◆ Work instruction:
Could you set down exactly the lines of the data below, starting at the one that holds "Geometry optimised at" and ending at the one that holds "Solvation free energies are", both included, and only those?

_ _ _

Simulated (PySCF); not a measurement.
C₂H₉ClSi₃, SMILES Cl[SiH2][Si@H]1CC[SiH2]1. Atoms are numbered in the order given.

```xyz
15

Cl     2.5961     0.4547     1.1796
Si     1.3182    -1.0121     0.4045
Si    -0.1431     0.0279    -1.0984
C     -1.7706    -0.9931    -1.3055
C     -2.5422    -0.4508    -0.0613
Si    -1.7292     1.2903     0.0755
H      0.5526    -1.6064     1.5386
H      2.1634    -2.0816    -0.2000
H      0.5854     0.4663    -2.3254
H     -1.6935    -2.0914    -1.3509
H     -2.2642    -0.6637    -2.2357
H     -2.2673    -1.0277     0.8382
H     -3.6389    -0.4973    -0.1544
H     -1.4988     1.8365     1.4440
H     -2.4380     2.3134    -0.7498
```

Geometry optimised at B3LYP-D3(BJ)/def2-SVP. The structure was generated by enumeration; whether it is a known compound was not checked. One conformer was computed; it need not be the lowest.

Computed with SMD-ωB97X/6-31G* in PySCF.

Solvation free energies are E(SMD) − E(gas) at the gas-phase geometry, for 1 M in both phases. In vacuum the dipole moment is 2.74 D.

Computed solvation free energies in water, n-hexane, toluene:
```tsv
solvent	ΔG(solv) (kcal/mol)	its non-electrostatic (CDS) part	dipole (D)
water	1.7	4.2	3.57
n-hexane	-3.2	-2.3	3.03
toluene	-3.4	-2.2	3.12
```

_ _ _

◆ Task solution:
Geometry optimised at B3LYP-D3(BJ)/def2-SVP. The structure was generated by enumeration; whether it is a known compound was not checked. One conformer was computed; it need not be the lowest.

Computed with SMD-ωB97X/6-31G* in PySCF.

Solvation free energies are E(SMD) − E(gas) at the gas-phase geometry, for 1 M in both phases. In vacuum the dipole moment is 2.74 D.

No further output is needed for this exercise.